# Exercise
A verbatim copy of the listing is the expected output.

# Extracted material
★ ★ ★

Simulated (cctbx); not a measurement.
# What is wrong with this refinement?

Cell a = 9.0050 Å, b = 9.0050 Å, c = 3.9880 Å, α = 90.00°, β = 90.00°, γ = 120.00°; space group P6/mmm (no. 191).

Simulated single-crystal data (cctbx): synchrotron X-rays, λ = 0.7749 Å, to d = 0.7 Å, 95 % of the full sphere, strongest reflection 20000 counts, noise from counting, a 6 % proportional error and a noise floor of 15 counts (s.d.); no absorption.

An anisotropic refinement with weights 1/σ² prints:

★ ★ ★

# Your response
Simulated (cctbx); not a measurement.
# What is wrong with this refinement?

Cell a = 9.0050 Å, b = 9.0050 Å, c = 3.9880 Å, α = 90.00°, β = 90.00°, γ = 120.00°; space group P6/mmm (no. 191).

Simulated single-crystal data (cctbx): synchrotron X-rays, λ = 0.7749 Å, to d = 0.7 Å, 95 % of the full sphere, strongest reflection 20000 counts, noise from counting, a 6 % proportional error and a noise floor of 15 counts (s.d.); no absorption.

An anisotropic refinement with weights 1/σ² prints:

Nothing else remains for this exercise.